**Data section**.
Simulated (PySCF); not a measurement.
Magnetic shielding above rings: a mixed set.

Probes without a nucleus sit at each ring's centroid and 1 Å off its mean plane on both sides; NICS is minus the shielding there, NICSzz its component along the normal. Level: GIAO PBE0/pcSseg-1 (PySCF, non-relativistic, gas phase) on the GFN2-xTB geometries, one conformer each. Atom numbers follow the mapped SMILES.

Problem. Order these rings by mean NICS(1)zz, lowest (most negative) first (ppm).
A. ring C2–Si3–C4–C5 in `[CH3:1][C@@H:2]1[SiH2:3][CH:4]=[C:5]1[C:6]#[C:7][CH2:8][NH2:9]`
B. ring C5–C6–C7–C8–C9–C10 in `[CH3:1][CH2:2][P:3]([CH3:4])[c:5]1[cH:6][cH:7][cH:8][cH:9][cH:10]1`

**Required action**. Start with the line above that contains "Problem. Order these" and end with the line that contains "A. ring C2–Si3–C4–C5". Write out those lines exactly, and only those.

**Exercise answer**.
Problem. Order these rings by mean NICS(1)zz, lowest (most negative) first (ppm).
A. ring C2–Si3–C4–C5 in `[CH3:1][C@@H:2]1[SiH2:3][CH:4]=[C:5]1[C:6]#[C:7][CH2:8][NH2:9]`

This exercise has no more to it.